### [Exercise]
Output nothing but the lines from the first line of the entries to the line with "A: The lattice", inclusive, exactly as they read.

### [Data listing]

▬▬▬▬▬▬▬▬▬▬

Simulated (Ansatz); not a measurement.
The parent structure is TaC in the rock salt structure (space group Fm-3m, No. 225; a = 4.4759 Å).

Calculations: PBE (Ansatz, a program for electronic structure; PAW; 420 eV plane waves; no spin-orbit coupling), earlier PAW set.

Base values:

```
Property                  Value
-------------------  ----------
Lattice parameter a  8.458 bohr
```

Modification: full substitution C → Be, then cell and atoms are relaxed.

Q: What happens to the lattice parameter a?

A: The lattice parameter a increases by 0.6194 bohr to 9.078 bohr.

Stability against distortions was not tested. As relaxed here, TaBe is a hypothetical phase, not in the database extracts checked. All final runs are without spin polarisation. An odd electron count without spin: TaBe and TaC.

▬▬▬▬▬▬▬▬▬▬

### [Written response]
Simulated (Ansatz); not a measurement.
The parent structure is TaC in the rock salt structure (space group Fm-3m, No. 225; a = 4.4759 Å).

Calculations: PBE (Ansatz, a program for electronic structure; PAW; 420 eV plane waves; no spin-orbit coupling), earlier PAW set.

Base values:

```
Property                  Value
-------------------  ----------
Lattice parameter a  8.458 bohr
```

Modification: full substitution C → Be, then cell and atoms are relaxed.

Q: What happens to the lattice parameter a?

A: The lattice parameter a increases by 0.6194 bohr to 9.078 bohr.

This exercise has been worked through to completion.